───── DATA FOR ANALYSIS ─────
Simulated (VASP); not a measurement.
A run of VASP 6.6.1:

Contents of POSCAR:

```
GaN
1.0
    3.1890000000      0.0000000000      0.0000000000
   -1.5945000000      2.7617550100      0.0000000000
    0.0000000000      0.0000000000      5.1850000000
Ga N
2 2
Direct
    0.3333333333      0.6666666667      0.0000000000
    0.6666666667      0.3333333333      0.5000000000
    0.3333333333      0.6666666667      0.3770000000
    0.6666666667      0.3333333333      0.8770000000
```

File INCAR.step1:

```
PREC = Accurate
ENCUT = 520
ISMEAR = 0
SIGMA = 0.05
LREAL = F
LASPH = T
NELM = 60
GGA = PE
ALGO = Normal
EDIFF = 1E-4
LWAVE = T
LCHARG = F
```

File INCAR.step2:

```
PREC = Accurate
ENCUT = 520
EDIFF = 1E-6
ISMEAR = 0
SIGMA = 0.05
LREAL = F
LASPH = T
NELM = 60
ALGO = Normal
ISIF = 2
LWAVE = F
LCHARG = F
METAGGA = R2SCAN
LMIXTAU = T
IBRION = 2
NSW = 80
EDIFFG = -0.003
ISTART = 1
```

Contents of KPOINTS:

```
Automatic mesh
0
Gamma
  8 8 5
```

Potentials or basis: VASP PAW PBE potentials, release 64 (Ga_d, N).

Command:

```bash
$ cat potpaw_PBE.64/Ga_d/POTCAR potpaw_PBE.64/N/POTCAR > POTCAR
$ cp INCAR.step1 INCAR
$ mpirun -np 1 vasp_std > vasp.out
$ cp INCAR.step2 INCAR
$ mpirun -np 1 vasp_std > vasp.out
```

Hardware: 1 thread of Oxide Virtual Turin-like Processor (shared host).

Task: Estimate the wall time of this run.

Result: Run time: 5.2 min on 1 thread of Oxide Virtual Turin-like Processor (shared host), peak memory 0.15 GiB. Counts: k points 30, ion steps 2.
─────

ACTION ITEM. Please return exactly the lines from the first line of the material through the one with "Task: Estimate the wall time of this run.", and no lines after it.

WRITTEN REPLY.
Simulated (VASP); not a measurement.
A run of VASP 6.6.1:

Contents of POSCAR:

```
GaN
1.0
    3.1890000000      0.0000000000      0.0000000000
   -1.5945000000      2.7617550100      0.0000000000
    0.0000000000      0.0000000000      5.1850000000
Ga N
2 2
Direct
    0.3333333333      0.6666666667      0.0000000000
    0.6666666667      0.3333333333      0.5000000000
    0.3333333333      0.6666666667      0.3770000000
    0.6666666667      0.3333333333      0.8770000000
```

File INCAR.step1:

```
PREC = Accurate
ENCUT = 520
ISMEAR = 0
SIGMA = 0.05
LREAL = F
LASPH = T
NELM = 60
GGA = PE
ALGO = Normal
EDIFF = 1E-4
LWAVE = T
LCHARG = F
```

File INCAR.step2:

```
PREC = Accurate
ENCUT = 520
EDIFF = 1E-6
ISMEAR = 0
SIGMA = 0.05
LREAL = F
LASPH = T
NELM = 60
ALGO = Normal
ISIF = 2
LWAVE = F
LCHARG = F
METAGGA = R2SCAN
LMIXTAU = T
IBRION = 2
NSW = 80
EDIFFG = -0.003
ISTART = 1
```

Contents of KPOINTS:

```
Automatic mesh
0
Gamma
  8 8 5
```

Potentials or basis: VASP PAW PBE potentials, release 64 (Ga_d, N).

Command:

```bash
$ cat potpaw_PBE.64/Ga_d/POTCAR potpaw_PBE.64/N/POTCAR > POTCAR
$ cp INCAR.step1 INCAR
$ mpirun -np 1 vasp_std > vasp.out
$ cp INCAR.step2 INCAR
$ mpirun -np 1 vasp_std > vasp.out
```

Hardware: 1 thread of Oxide Virtual Turin-like Processor (shared host).

Task: Estimate the wall time of this run.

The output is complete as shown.